:: WORK INSTRUCTION ::
Reproduce this listing from its first line through the line with "The plane holds", inclusive, leaving out all that follows.

:: RECORDS PROVIDED ::
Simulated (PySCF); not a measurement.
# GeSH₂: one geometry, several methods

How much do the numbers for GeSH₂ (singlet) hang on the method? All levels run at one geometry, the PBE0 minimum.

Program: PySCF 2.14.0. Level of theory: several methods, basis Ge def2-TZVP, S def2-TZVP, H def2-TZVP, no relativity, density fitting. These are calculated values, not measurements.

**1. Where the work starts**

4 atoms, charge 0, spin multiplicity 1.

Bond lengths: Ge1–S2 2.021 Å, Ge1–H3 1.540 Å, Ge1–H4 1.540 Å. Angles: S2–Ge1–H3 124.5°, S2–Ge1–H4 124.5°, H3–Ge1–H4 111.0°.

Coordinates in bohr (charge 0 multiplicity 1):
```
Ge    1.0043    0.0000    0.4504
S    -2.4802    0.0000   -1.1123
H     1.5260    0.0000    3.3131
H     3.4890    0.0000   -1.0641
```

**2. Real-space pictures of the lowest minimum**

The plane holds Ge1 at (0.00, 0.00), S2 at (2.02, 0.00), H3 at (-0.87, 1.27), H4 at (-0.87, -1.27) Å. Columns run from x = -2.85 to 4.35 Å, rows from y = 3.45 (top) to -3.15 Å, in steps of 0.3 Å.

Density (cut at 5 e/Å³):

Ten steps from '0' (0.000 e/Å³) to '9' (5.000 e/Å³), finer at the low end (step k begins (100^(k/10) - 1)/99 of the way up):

:: EXERCISE RESPONSE ::
Simulated (PySCF); not a measurement.
# GeSH₂: one geometry, several methods

How much do the numbers for GeSH₂ (singlet) hang on the method? All levels run at one geometry, the PBE0 minimum.

Program: PySCF 2.14.0. Level of theory: several methods, basis Ge def2-TZVP, S def2-TZVP, H def2-TZVP, no relativity, density fitting. These are calculated values, not measurements.

**1. Where the work starts**

4 atoms, charge 0, spin multiplicity 1.

Bond lengths: Ge1–S2 2.021 Å, Ge1–H3 1.540 Å, Ge1–H4 1.540 Å. Angles: S2–Ge1–H3 124.5°, S2–Ge1–H4 124.5°, H3–Ge1–H4 111.0°.

Coordinates in bohr (charge 0 multiplicity 1):
```
Ge    1.0043    0.0000    0.4504
S    -2.4802    0.0000   -1.1123
H     1.5260    0.0000    3.3131
H     3.4890    0.0000   -1.0641
```

**2. Real-space pictures of the lowest minimum**

The plane holds Ge1 at (0.00, 0.00), S2 at (2.02, 0.00), H3 at (-0.87, 1.27), H4 at (-0.87, -1.27) Å. Columns run from x = -2.85 to 4.35 Å, rows from y = 3.45 (top) to -3.15 Å, in steps of 0.3 Å.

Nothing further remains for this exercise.